▸ Required action:
Would you copy out the whole listing exactly as given?

━━ Information given
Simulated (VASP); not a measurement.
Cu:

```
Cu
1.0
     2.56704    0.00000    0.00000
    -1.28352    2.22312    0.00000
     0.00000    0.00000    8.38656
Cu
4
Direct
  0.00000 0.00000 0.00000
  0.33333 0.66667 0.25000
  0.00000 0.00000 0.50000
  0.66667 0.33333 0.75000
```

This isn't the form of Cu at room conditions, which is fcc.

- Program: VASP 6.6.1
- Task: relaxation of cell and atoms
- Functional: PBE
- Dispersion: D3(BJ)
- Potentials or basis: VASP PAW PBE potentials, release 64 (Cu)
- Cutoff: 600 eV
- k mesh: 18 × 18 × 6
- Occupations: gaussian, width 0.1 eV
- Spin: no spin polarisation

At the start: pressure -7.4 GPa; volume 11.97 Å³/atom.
━━━━

▸ Written answer:
Simulated (VASP); not a measurement.
Cu:

```
Cu
1.0
     2.56704    0.00000    0.00000
    -1.28352    2.22312    0.00000
     0.00000    0.00000    8.38656
Cu
4
Direct
  0.00000 0.00000 0.00000
  0.33333 0.66667 0.25000
  0.00000 0.00000 0.50000
  0.66667 0.33333 0.75000
```

This isn't the form of Cu at room conditions, which is fcc.

- Program: VASP 6.6.1
- Task: relaxation of cell and atoms
- Functional: PBE
- Dispersion: D3(BJ)
- Potentials or basis: VASP PAW PBE potentials, release 64 (Cu)
- Cutoff: 600 eV
- k mesh: 18 × 18 × 6
- Occupations: gaussian, width 0.1 eV
- Spin: no spin polarisation

At the start: pressure -7.4 GPa; volume 11.97 Å³/atom.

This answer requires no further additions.